- Information supplied:
· · · · ·
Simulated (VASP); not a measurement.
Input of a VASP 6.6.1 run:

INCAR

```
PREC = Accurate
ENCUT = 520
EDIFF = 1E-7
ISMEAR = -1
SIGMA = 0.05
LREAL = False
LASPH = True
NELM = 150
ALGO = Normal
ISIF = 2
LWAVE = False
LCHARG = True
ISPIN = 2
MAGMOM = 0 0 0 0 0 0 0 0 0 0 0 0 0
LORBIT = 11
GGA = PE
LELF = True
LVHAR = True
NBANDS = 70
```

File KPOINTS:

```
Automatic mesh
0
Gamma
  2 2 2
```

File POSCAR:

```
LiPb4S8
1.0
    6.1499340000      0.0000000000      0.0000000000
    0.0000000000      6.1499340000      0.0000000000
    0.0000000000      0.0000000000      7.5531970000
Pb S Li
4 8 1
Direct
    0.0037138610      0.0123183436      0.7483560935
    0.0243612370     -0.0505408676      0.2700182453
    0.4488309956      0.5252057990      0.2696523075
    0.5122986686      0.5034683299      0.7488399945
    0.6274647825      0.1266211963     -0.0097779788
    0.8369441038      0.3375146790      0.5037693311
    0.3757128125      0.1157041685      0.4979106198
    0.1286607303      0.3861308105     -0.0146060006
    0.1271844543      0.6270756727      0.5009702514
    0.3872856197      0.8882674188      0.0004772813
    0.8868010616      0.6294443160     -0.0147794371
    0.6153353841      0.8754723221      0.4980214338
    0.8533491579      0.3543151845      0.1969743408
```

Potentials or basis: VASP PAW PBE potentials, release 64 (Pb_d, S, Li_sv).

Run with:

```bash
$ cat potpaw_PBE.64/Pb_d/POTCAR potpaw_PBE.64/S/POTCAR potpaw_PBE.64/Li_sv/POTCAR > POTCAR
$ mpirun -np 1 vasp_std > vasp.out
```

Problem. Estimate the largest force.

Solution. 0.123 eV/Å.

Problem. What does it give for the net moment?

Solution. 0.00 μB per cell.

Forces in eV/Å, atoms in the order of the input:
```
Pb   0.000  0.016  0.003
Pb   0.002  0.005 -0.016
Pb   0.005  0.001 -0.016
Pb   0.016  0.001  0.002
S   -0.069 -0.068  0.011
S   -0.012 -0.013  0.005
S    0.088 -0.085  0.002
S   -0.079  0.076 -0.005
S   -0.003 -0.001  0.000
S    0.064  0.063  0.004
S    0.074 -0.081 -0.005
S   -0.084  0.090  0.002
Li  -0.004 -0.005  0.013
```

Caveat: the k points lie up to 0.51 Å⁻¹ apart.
· · · · ·

- Required action:
Up to and including the line with "Problem. What does", restate the records above word for word from the very first line.

- Task response:
Simulated (VASP); not a measurement.
Input of a VASP 6.6.1 run:

INCAR

```
PREC = Accurate
ENCUT = 520
EDIFF = 1E-7
ISMEAR = -1
SIGMA = 0.05
LREAL = False
LASPH = True
NELM = 150
ALGO = Normal
ISIF = 2
LWAVE = False
LCHARG = True
ISPIN = 2
MAGMOM = 0 0 0 0 0 0 0 0 0 0 0 0 0
LORBIT = 11
GGA = PE
LELF = True
LVHAR = True
NBANDS = 70
```

File KPOINTS:

```
Automatic mesh
0
Gamma
  2 2 2
```

File POSCAR:

```
LiPb4S8
1.0
    6.1499340000      0.0000000000      0.0000000000
    0.0000000000      6.1499340000      0.0000000000
    0.0000000000      0.0000000000      7.5531970000
Pb S Li
4 8 1
Direct
    0.0037138610      0.0123183436      0.7483560935
    0.0243612370     -0.0505408676      0.2700182453
    0.4488309956      0.5252057990      0.2696523075
    0.5122986686      0.5034683299      0.7488399945
    0.6274647825      0.1266211963     -0.0097779788
    0.8369441038      0.3375146790      0.5037693311
    0.3757128125      0.1157041685      0.4979106198
    0.1286607303      0.3861308105     -0.0146060006
    0.1271844543      0.6270756727      0.5009702514
    0.3872856197      0.8882674188      0.0004772813
    0.8868010616      0.6294443160     -0.0147794371
    0.6153353841      0.8754723221      0.4980214338
    0.8533491579      0.3543151845      0.1969743408
```

Potentials or basis: VASP PAW PBE potentials, release 64 (Pb_d, S, Li_sv).

Run with:

```bash
$ cat potpaw_PBE.64/Pb_d/POTCAR potpaw_PBE.64/S/POTCAR potpaw_PBE.64/Li_sv/POTCAR > POTCAR
$ mpirun -np 1 vasp_std > vasp.out
```

Problem. Estimate the largest force.

Solution. 0.123 eV/Å.

Problem. What does it give for the net moment?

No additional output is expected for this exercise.